| Records shown |
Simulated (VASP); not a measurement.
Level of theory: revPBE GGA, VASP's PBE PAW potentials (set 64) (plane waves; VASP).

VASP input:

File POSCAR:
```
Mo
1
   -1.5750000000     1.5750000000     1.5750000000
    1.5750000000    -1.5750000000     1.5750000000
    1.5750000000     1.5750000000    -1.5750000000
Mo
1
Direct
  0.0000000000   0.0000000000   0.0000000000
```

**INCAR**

| Work order |
What you return should be the records above, repeated exactly.

| Response box |
Simulated (VASP); not a measurement.
Level of theory: revPBE GGA, VASP's PBE PAW potentials (set 64) (plane waves; VASP).

VASP input:

File POSCAR:
```
Mo
1
   -1.5750000000     1.5750000000     1.5750000000
    1.5750000000    -1.5750000000     1.5750000000
    1.5750000000     1.5750000000    -1.5750000000
Mo
1
Direct
  0.0000000000   0.0000000000   0.0000000000
```

**INCAR**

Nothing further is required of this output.